» WORK REQUEST: Reproduce every entry exactly, without alteration.

◇ ◇ ◇ ◇ ◇ ◇ ◇

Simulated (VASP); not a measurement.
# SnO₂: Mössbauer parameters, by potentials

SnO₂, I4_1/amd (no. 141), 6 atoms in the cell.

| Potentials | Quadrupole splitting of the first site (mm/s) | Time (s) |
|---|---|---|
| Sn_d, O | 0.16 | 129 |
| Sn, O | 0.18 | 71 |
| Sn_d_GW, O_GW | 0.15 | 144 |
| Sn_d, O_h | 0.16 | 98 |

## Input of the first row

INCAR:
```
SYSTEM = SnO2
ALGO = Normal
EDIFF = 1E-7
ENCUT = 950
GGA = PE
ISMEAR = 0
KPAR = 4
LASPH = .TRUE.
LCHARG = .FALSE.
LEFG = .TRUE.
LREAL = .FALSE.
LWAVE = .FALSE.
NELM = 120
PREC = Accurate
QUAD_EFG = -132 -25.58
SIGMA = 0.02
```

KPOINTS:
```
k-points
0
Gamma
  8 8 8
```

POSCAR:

◇ ◇ ◇ ◇ ◇ ◇ ◇

» EXERCISE RESPONSE:
Simulated (VASP); not a measurement.
# SnO₂: Mössbauer parameters, by potentials

SnO₂, I4_1/amd (no. 141), 6 atoms in the cell.

| Potentials | Quadrupole splitting of the first site (mm/s) | Time (s) |
|---|---|---|
| Sn_d, O | 0.16 | 129 |
| Sn, O | 0.18 | 71 |
| Sn_d_GW, O_GW | 0.15 | 144 |
| Sn_d, O_h | 0.16 | 98 |

## Input of the first row

INCAR:
```
SYSTEM = SnO2
ALGO = Normal
EDIFF = 1E-7
ENCUT = 950
GGA = PE
ISMEAR = 0
KPAR = 4
LASPH = .TRUE.
LCHARG = .FALSE.
LEFG = .TRUE.
LREAL = .FALSE.
LWAVE = .FALSE.
NELM = 120
PREC = Accurate
QUAD_EFG = -132 -25.58
SIGMA = 0.02
```

KPOINTS:
```
k-points
0
Gamma
  8 8 8
```

POSCAR:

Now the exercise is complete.